DATA UNDER STUDY below:

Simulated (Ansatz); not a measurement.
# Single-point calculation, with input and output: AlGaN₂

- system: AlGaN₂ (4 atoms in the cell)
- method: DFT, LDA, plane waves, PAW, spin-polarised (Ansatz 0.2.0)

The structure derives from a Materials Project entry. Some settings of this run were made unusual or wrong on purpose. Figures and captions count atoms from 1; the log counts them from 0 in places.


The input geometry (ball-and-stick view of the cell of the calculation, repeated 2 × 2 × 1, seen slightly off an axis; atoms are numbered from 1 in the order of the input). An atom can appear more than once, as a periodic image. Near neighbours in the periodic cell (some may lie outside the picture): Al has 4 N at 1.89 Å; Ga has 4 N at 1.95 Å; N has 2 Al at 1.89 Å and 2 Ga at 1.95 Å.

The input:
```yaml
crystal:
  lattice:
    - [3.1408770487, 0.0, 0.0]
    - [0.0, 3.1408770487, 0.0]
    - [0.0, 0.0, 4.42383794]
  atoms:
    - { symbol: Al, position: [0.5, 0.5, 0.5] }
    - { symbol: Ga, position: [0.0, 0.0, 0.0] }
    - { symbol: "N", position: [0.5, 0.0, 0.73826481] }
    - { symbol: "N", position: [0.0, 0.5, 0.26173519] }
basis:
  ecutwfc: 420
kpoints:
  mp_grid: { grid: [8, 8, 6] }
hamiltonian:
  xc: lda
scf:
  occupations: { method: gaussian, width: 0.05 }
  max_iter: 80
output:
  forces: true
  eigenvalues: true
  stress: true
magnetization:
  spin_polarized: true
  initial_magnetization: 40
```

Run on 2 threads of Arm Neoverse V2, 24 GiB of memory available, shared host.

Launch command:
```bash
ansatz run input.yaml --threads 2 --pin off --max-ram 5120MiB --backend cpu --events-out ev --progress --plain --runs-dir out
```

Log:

End of DATA UNDER STUDY.

- ASSIGNMENT -
Give again, exactly as written, the lines running from the first line of the data above through the line that contains "- method: DFT, LDA, plane".

- EXPECTED ANSWER -
Simulated (Ansatz); not a measurement.
# Single-point calculation, with input and output: AlGaN₂

- system: AlGaN₂ (4 atoms in the cell)
- method: DFT, LDA, plane waves, PAW, spin-polarised (Ansatz 0.2.0)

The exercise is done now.